WORK INSTRUCTION:
Reproduce exactly the lines that run from the start of the records below to the line with "## Potential energy of P₂ along the bond", inclusive.

INFORMATION PROVIDED:
::::

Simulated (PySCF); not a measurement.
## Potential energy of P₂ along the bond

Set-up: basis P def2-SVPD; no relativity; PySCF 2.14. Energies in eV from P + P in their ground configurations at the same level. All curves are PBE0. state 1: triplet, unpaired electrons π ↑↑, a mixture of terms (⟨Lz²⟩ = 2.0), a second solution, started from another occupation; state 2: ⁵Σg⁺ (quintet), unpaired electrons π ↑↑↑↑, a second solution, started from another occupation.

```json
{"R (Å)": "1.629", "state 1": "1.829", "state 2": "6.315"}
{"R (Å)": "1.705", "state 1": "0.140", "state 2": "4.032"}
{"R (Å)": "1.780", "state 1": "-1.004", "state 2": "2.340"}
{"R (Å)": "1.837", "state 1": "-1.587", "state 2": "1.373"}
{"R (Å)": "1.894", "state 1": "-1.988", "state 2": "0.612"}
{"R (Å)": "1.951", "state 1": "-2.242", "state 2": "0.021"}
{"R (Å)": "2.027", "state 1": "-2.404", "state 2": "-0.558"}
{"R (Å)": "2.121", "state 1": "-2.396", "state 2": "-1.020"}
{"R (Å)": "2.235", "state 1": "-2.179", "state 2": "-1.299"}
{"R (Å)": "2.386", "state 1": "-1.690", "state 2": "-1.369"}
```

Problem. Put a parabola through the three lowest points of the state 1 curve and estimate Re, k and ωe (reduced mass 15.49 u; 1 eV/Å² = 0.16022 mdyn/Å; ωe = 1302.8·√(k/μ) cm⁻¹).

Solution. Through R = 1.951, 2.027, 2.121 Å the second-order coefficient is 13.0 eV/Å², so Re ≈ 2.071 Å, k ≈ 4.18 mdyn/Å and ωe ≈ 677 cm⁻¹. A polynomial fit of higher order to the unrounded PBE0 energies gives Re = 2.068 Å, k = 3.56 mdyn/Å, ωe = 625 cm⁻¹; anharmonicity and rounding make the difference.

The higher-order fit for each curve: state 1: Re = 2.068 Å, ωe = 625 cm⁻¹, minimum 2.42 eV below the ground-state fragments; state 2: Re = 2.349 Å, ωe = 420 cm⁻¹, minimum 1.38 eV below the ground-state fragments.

::::

EXERCISE RESPONSE:
Simulated (PySCF); not a measurement.
## Potential energy of P₂ along the bond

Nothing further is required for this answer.